↓
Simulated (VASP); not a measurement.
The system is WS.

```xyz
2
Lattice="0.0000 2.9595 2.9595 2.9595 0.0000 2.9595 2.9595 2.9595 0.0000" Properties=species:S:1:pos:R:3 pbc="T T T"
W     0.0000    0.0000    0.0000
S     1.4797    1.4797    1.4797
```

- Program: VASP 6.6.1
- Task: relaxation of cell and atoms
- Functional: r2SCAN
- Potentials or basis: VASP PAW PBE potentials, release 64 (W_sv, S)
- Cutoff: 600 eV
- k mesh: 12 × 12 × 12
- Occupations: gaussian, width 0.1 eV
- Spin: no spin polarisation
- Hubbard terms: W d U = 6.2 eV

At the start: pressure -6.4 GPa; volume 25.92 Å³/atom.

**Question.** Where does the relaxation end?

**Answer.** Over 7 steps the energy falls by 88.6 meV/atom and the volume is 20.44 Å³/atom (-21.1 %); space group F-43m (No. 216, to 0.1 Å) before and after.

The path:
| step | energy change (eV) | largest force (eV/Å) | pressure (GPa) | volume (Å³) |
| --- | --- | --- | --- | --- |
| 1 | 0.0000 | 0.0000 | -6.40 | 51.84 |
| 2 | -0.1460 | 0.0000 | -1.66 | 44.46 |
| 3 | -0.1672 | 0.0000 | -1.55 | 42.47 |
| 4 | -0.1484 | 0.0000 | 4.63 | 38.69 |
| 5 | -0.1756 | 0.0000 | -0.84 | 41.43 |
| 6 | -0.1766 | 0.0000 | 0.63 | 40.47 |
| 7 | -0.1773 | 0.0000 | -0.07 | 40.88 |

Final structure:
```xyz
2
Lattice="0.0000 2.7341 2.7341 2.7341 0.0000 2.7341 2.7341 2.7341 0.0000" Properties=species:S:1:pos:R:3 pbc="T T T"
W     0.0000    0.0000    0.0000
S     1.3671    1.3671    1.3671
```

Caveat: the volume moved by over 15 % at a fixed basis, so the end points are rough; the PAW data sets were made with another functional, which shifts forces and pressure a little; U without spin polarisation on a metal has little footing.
↑

▶ **ASSIGNED TASK**
The line above containing "- Cutoff: 600 eV", the line containing "volume (Å³) |", and every line between them are to be transcribed exactly; no other line is wanted.

▶ **WRITTEN SOLUTION**
- Cutoff: 600 eV
- k mesh: 12 × 12 × 12
- Occupations: gaussian, width 0.1 eV
- Spin: no spin polarisation
- Hubbard terms: W d U = 6.2 eV

At the start: pressure -6.4 GPa; volume 25.92 Å³/atom.

**Question.** Where does the relaxation end?

**Answer.** Over 7 steps the energy falls by 88.6 meV/atom and the volume is 20.44 Å³/atom (-21.1 %); space group F-43m (No. 216, to 0.1 Å) before and after.

The path:
| step | energy change (eV) | largest force (eV/Å) | pressure (GPa) | volume (Å³) |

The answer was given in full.